## Task item
Every entry must be given again exactly.

## Provided information
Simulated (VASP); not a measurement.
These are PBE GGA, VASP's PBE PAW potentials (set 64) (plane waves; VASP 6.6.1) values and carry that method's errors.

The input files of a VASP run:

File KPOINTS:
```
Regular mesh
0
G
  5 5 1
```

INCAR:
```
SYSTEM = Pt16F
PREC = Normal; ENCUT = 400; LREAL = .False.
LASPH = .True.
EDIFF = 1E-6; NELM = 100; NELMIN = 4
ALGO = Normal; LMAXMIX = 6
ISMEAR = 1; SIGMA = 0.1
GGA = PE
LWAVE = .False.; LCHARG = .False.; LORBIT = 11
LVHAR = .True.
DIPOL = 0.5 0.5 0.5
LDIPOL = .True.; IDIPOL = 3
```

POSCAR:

## Result
Simulated (VASP); not a measurement.
These are PBE GGA, VASP's PBE PAW potentials (set 64) (plane waves; VASP 6.6.1) values and carry that method's errors.

The input files of a VASP run:

File KPOINTS:
```
Regular mesh
0
G
  5 5 1
```

INCAR:
```
SYSTEM = Pt16F
PREC = Normal; ENCUT = 400; LREAL = .False.
LASPH = .True.
EDIFF = 1E-6; NELM = 100; NELMIN = 4
ALGO = Normal; LMAXMIX = 6
ISMEAR = 1; SIGMA = 0.1
GGA = PE
LWAVE = .False.; LCHARG = .False.; LORBIT = 11
LVHAR = .True.
DIPOL = 0.5 0.5 0.5
LDIPOL = .True.; IDIPOL = 3
```

POSCAR:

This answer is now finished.